▸ Work instruction
Reproduce the lines of the listing exactly, beginning at the top, until the line with "## Step 1: The structure" has been reproduced too.

_ _ _ _
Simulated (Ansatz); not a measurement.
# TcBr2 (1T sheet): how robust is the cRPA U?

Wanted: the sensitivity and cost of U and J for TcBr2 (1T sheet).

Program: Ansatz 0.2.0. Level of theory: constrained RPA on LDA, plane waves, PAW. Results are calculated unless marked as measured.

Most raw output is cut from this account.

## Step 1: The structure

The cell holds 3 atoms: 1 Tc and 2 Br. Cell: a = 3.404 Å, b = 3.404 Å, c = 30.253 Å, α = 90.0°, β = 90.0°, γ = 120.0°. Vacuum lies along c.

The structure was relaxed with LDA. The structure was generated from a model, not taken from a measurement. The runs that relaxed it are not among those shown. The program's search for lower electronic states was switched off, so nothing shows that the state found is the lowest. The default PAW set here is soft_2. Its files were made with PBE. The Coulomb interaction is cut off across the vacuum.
_ _ _ _

▸ Solution
Simulated (Ansatz); not a measurement.
# TcBr2 (1T sheet): how robust is the cRPA U?

Wanted: the sensitivity and cost of U and J for TcBr2 (1T sheet).

Program: Ansatz 0.2.0. Level of theory: constrained RPA on LDA, plane waves, PAW. Results are calculated unless marked as measured.

Most raw output is cut from this account.

## Step 1: The structure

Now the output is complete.